Starting at the first line of the data below, retype every line up to and including the one containing "A: 1.051 eV/Å.".

[Start of Attachment]
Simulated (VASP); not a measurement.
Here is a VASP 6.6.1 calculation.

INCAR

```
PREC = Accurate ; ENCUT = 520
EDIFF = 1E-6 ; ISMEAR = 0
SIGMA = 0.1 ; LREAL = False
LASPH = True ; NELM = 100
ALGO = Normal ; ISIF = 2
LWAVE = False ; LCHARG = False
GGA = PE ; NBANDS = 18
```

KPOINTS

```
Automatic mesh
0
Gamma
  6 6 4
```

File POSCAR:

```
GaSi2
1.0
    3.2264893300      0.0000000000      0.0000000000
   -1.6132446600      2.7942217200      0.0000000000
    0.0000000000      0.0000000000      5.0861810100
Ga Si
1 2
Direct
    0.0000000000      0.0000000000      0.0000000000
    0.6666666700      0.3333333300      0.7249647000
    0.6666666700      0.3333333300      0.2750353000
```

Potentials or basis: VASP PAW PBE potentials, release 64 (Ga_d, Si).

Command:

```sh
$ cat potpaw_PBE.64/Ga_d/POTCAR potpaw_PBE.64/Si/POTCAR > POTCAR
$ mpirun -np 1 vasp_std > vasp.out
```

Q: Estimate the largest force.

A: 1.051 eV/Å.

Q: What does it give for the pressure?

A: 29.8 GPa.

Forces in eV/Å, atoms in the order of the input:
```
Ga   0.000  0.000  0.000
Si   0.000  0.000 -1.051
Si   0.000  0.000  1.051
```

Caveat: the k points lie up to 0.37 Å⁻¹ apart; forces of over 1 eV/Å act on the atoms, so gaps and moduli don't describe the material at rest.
[End of Attachment]

*Exercise solution*:
Simulated (VASP); not a measurement.
Here is a VASP 6.6.1 calculation.

INCAR

```
PREC = Accurate ; ENCUT = 520
EDIFF = 1E-6 ; ISMEAR = 0
SIGMA = 0.1 ; LREAL = False
LASPH = True ; NELM = 100
ALGO = Normal ; ISIF = 2
LWAVE = False ; LCHARG = False
GGA = PE ; NBANDS = 18
```

KPOINTS

```
Automatic mesh
0
Gamma
  6 6 4
```

File POSCAR:

```
GaSi2
1.0
    3.2264893300      0.0000000000      0.0000000000
   -1.6132446600      2.7942217200      0.0000000000
    0.0000000000      0.0000000000      5.0861810100
Ga Si
1 2
Direct
    0.0000000000      0.0000000000      0.0000000000
    0.6666666700      0.3333333300      0.7249647000
    0.6666666700      0.3333333300      0.2750353000
```

Potentials or basis: VASP PAW PBE potentials, release 64 (Ga_d, Si).

Command:

```sh
$ cat potpaw_PBE.64/Ga_d/POTCAR potpaw_PBE.64/Si/POTCAR > POTCAR
$ mpirun -np 1 vasp_std > vasp.out
```

Q: Estimate the largest force.

A: 1.051 eV/Å.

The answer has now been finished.